______________________________
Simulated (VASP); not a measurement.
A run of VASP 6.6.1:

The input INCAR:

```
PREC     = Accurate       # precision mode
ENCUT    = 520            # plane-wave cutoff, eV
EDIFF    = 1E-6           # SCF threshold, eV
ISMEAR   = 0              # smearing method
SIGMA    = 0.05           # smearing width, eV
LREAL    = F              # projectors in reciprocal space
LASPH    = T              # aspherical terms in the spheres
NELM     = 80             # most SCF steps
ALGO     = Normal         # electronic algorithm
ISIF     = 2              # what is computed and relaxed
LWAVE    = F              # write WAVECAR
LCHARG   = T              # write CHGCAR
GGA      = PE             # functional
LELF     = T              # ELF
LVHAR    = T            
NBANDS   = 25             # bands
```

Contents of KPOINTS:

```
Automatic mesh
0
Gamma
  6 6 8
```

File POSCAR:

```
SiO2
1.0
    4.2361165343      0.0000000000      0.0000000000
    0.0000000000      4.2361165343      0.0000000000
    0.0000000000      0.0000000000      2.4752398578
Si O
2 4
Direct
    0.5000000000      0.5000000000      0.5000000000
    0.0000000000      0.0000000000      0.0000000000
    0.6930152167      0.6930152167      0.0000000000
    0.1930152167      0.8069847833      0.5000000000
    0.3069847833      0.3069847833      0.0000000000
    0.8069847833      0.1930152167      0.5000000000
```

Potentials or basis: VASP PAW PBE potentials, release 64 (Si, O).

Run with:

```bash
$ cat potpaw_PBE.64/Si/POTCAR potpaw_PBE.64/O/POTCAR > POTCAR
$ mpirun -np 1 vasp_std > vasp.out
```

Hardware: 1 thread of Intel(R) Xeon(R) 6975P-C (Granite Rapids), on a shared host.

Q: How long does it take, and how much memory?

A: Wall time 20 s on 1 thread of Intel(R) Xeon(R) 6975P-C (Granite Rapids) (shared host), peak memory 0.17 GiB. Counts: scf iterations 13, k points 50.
______________________________

=== ACTIVITY ===
Using the entries above, extract exactly the span from the line with "Potentials or basis: VASP" to the line with "Q: How long", both lines included; leave out everything else.

=== RESPONSE ===
Potentials or basis: VASP PAW PBE potentials, release 64 (Si, O).

Run with:

```bash
$ cat potpaw_PBE.64/Si/POTCAR potpaw_PBE.64/O/POTCAR > POTCAR
$ mpirun -np 1 vasp_std > vasp.out
```

Hardware: 1 thread of Intel(R) Xeon(R) 6975P-C (Granite Rapids), on a shared host.

Q: How long does it take, and how much memory?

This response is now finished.